TASK ITEM: Would you restate word for word the lines of the listing, beginning at the first and ending with the line that holds "Geometry PBE0-D3(BJ)/def2-SVP throughout;"?

%%
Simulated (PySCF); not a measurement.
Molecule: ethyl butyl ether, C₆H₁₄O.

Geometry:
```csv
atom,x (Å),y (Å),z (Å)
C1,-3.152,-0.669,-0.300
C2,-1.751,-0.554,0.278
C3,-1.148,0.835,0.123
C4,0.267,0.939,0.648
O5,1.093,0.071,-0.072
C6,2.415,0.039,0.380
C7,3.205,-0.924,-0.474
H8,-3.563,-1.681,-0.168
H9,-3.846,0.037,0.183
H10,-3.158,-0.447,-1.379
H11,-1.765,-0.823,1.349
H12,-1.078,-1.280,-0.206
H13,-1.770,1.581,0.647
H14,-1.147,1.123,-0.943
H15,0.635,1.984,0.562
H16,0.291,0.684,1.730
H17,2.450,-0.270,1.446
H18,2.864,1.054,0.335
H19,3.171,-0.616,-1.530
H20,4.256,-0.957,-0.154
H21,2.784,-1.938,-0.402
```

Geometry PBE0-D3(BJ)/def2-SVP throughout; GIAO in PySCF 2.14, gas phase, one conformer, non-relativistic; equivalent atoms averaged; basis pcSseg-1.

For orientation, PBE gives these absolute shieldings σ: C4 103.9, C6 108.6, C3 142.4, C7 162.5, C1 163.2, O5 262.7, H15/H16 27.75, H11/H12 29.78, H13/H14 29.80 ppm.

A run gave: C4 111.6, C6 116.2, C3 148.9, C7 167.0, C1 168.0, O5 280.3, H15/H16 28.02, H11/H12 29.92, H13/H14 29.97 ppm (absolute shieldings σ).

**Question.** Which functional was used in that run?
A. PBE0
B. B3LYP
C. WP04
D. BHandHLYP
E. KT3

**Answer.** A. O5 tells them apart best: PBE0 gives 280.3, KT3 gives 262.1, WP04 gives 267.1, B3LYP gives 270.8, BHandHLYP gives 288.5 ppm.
%%

ANSWER AREA:
Simulated (PySCF); not a measurement.
Molecule: ethyl butyl ether, C₆H₁₄O.

Geometry:
```csv
atom,x (Å),y (Å),z (Å)
C1,-3.152,-0.669,-0.300
C2,-1.751,-0.554,0.278
C3,-1.148,0.835,0.123
C4,0.267,0.939,0.648
O5,1.093,0.071,-0.072
C6,2.415,0.039,0.380
C7,3.205,-0.924,-0.474
H8,-3.563,-1.681,-0.168
H9,-3.846,0.037,0.183
H10,-3.158,-0.447,-1.379
H11,-1.765,-0.823,1.349
H12,-1.078,-1.280,-0.206
H13,-1.770,1.581,0.647
H14,-1.147,1.123,-0.943
H15,0.635,1.984,0.562
H16,0.291,0.684,1.730
H17,2.450,-0.270,1.446
H18,2.864,1.054,0.335
H19,3.171,-0.616,-1.530
H20,4.256,-0.957,-0.154
H21,2.784,-1.938,-0.402
```

Geometry PBE0-D3(BJ)/def2-SVP throughout; GIAO in PySCF 2.14, gas phase, one conformer, non-relativistic; equivalent atoms averaged; basis pcSseg-1.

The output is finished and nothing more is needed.